··· Data excerpts

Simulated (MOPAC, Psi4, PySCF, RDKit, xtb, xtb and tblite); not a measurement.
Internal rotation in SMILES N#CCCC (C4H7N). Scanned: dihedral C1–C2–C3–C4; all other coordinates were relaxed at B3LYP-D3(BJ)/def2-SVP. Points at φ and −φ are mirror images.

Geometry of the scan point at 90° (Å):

······

Every line above must be repeated exactly as it appears.

Response area
Simulated (MOPAC, Psi4, PySCF, RDKit, xtb, xtb and tblite); not a measurement.
Internal rotation in SMILES N#CCCC (C4H7N). Scanned: dihedral C1–C2–C3–C4; all other coordinates were relaxed at B3LYP-D3(BJ)/def2-SVP. Points at φ and −φ are mirror images.

Geometry of the scan point at 90° (Å):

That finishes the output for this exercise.